Exercise → Both the line below containing "cell | 38 | 54 |" and the line containing "VASP's potentials were", along with every line between them, should be repeated exactly; no other line belongs in the answer.

** Information shown follows **

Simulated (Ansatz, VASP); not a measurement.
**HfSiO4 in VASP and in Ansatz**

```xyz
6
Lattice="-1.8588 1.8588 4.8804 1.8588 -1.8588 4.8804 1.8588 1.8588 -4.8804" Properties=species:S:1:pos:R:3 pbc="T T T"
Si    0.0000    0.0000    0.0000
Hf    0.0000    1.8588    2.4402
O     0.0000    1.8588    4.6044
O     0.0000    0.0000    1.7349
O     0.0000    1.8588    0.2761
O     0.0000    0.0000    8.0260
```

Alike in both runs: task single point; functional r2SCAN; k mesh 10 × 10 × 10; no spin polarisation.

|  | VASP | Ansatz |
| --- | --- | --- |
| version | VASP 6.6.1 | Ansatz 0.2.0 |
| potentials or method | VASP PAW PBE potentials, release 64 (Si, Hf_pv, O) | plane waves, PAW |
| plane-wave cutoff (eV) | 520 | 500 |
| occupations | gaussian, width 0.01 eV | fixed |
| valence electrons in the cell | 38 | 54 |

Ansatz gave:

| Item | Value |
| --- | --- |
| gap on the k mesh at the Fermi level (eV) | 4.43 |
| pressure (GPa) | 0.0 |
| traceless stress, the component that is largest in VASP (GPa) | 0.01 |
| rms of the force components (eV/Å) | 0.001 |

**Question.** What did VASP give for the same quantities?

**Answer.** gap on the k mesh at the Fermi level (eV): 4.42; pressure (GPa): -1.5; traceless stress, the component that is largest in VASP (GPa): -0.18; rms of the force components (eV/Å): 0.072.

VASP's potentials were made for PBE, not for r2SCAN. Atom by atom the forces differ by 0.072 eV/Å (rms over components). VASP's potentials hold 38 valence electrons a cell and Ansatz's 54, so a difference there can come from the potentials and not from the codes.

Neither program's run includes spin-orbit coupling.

** End of Information shown **

Solution →
| valence electrons in the cell | 38 | 54 |

Ansatz gave:

| Item | Value |
| --- | --- |
| gap on the k mesh at the Fermi level (eV) | 4.43 |
| pressure (GPa) | 0.0 |
| traceless stress, the component that is largest in VASP (GPa) | 0.01 |
| rms of the force components (eV/Å) | 0.001 |

**Question.** What did VASP give for the same quantities?

**Answer.** gap on the k mesh at the Fermi level (eV): 4.42; pressure (GPa): -1.5; traceless stress, the component that is largest in VASP (GPa): -0.18; rms of the force components (eV/Å): 0.072.

VASP's potentials were made for PBE, not for r2SCAN. Atom by atom the forces differ by 0.072 eV/Å (rms over components). VASP's potentials hold 38 valence electrons a cell and Ansatz's 54, so a difference there can come from the potentials and not from the codes.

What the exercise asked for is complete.